TASK ITEM: From the first line of the records below through the line containing "# Routes from", copy everything exactly and nothing more.

RECORDS SHOWN:
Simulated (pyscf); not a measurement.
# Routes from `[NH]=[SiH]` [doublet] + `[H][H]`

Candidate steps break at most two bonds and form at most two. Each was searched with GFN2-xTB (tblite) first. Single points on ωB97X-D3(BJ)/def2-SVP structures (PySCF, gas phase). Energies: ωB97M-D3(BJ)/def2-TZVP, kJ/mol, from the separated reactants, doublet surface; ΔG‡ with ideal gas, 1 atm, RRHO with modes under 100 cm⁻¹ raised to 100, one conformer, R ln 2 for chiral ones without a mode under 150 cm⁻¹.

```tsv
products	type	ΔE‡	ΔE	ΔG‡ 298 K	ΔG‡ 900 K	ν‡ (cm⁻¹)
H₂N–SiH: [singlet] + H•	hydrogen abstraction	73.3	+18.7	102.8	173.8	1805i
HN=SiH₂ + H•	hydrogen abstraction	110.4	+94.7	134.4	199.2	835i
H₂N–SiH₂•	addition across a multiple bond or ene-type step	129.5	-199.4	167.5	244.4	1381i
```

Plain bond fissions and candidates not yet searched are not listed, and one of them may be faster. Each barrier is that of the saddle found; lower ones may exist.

REPLY:
Simulated (pyscf); not a measurement.
# Routes from `[NH]=[SiH]` [doublet] + `[H][H]`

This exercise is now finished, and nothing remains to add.